- _WORK ITEM_:
Reproduce the material that follows, please, but only from its first line to the line containing "The values are", inclusive.

- _EXTRACTED ENTRIES_:
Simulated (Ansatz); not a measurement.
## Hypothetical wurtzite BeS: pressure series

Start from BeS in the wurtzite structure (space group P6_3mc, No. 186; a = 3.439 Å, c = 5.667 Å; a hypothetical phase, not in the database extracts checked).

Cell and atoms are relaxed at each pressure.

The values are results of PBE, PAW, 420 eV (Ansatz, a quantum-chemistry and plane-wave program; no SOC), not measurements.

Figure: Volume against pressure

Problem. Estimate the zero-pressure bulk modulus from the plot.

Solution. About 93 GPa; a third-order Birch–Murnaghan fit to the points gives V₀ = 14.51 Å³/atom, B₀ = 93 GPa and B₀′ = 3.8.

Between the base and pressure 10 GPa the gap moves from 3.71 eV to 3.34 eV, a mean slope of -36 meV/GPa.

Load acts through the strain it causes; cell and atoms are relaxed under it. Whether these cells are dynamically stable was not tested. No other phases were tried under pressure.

- _RESPONSE_:
Simulated (Ansatz); not a measurement.
## Hypothetical wurtzite BeS: pressure series

Start from BeS in the wurtzite structure (space group P6_3mc, No. 186; a = 3.439 Å, c = 5.667 Å; a hypothetical phase, not in the database extracts checked).

Cell and atoms are relaxed at each pressure.

The values are results of PBE, PAW, 420 eV (Ansatz, a quantum-chemistry and plane-wave program; no SOC), not measurements.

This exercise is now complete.